-- REQUIREMENT --
Lines from the top of the entries through the line that has "### Which candidate gave the map?" must be duplicated exactly, and no others.

══════════════════════════════

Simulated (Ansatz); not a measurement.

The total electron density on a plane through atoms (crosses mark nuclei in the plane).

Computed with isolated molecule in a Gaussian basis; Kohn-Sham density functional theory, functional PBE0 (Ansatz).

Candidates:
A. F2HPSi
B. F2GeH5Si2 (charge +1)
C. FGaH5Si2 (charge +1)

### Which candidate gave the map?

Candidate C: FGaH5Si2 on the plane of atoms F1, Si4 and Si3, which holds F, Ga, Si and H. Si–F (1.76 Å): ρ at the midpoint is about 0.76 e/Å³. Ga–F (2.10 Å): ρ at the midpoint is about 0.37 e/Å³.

══════════════════════════════

-- TASK OUTPUT --
Simulated (Ansatz); not a measurement.

The total electron density on a plane through atoms (crosses mark nuclei in the plane).

Computed with isolated molecule in a Gaussian basis; Kohn-Sham density functional theory, functional PBE0 (Ansatz).

Candidates:
A. F2HPSi
B. F2GeH5Si2 (charge +1)
C. FGaH5Si2 (charge +1)

### Which candidate gave the map?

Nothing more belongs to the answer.